[Dataset extract — start]

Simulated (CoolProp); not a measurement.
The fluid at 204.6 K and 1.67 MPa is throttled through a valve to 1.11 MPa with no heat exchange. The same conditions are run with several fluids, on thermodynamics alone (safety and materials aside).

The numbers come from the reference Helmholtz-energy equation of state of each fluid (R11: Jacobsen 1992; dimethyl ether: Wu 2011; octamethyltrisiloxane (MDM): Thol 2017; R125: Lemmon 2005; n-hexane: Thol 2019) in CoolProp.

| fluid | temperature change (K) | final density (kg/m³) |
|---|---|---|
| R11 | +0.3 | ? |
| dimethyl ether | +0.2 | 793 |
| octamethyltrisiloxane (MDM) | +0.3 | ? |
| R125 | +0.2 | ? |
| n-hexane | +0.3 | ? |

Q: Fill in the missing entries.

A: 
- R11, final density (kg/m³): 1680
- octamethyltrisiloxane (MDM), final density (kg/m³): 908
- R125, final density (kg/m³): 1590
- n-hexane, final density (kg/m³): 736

[Dataset extract — finish]

Starting at the first line of the records above, please copy every line exactly through the line containing "- R11, final density (kg/m³): 1680", and stop there.

Simulated (CoolProp); not a measurement.
The fluid at 204.6 K and 1.67 MPa is throttled through a valve to 1.11 MPa with no heat exchange. The same conditions are run with several fluids, on thermodynamics alone (safety and materials aside).

The numbers come from the reference Helmholtz-energy equation of state of each fluid (R11: Jacobsen 1992; dimethyl ether: Wu 2011; octamethyltrisiloxane (MDM): Thol 2017; R125: Lemmon 2005; n-hexane: Thol 2019) in CoolProp.

| fluid | temperature change (K) | final density (kg/m³) |
|---|---|---|
| R11 | +0.3 | ? |
| dimethyl ether | +0.2 | 793 |
| octamethyltrisiloxane (MDM) | +0.3 | ? |
| R125 | +0.2 | ? |
| n-hexane | +0.3 | ? |

Q: Fill in the missing entries.

A: 
- R11, final density (kg/m³): 1680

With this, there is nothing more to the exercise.